■ **Task item**: Extract, unchanged, each line of the listing below from its first line through the line that contains "It took 25 s", inclusive, and nothing else.

........

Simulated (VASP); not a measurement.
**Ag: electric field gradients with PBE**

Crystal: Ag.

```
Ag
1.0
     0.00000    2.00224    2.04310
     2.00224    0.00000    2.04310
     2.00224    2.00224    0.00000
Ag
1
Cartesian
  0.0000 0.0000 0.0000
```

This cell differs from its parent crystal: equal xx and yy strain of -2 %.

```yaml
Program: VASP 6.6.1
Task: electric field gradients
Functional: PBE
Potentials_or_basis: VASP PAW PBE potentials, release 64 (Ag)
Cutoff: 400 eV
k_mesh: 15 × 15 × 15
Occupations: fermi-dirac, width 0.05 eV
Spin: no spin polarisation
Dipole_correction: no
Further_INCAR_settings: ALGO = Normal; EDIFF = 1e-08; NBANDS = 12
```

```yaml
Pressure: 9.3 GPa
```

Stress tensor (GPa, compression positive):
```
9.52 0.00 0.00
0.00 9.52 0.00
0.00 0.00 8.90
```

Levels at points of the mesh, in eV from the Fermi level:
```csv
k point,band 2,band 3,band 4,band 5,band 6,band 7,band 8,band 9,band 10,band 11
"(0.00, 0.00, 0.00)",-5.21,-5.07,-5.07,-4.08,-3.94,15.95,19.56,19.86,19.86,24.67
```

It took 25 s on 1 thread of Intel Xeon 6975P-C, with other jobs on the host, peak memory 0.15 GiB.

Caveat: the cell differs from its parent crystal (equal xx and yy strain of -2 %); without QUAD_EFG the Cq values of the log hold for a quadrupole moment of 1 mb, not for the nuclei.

........

■ **Your solution**:
Simulated (VASP); not a measurement.
**Ag: electric field gradients with PBE**

Crystal: Ag.

```
Ag
1.0
     0.00000    2.00224    2.04310
     2.00224    0.00000    2.04310
     2.00224    2.00224    0.00000
Ag
1
Cartesian
  0.0000 0.0000 0.0000
```

This cell differs from its parent crystal: equal xx and yy strain of -2 %.

```yaml
Program: VASP 6.6.1
Task: electric field gradients
Functional: PBE
Potentials_or_basis: VASP PAW PBE potentials, release 64 (Ag)
Cutoff: 400 eV
k_mesh: 15 × 15 × 15
Occupations: fermi-dirac, width 0.05 eV
Spin: no spin polarisation
Dipole_correction: no
Further_INCAR_settings: ALGO = Normal; EDIFF = 1e-08; NBANDS = 12
```

```yaml
Pressure: 9.3 GPa
```

Stress tensor (GPa, compression positive):
```
9.52 0.00 0.00
0.00 9.52 0.00
0.00 0.00 8.90
```

Levels at points of the mesh, in eV from the Fermi level:
```csv
k point,band 2,band 3,band 4,band 5,band 6,band 7,band 8,band 9,band 10,band 11
"(0.00, 0.00, 0.00)",-5.21,-5.07,-5.07,-4.08,-3.94,15.95,19.56,19.86,19.86,24.67
```

It took 25 s on 1 thread of Intel Xeon 6975P-C, with other jobs on the host, peak memory 0.15 GiB.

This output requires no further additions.